RECORDED DATA:
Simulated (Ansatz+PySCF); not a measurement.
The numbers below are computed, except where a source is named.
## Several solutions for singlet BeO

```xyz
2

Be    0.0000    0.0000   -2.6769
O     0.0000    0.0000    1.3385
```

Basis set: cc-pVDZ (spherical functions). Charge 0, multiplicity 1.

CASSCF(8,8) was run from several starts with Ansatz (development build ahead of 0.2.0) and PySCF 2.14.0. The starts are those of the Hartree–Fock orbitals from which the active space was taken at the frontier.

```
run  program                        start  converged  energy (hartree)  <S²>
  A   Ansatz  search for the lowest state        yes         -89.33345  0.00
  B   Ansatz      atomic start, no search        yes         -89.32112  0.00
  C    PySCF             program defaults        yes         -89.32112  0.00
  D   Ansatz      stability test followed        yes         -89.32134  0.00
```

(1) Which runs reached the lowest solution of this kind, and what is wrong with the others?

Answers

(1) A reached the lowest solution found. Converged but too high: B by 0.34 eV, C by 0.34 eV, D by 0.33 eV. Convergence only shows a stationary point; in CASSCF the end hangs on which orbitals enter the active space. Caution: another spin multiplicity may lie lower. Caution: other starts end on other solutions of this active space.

WORK TASK: Could you output, exactly and with nothing else, the lines from the start of the records through the line containing "Basis set: cc-pVDZ"?

TASK RESULT:
Simulated (Ansatz+PySCF); not a measurement.
The numbers below are computed, except where a source is named.
## Several solutions for singlet BeO

```xyz
2

Be    0.0000    0.0000   -2.6769
O     0.0000    0.0000    1.3385
```

Basis set: cc-pVDZ (spherical functions). Charge 0, multiplicity 1.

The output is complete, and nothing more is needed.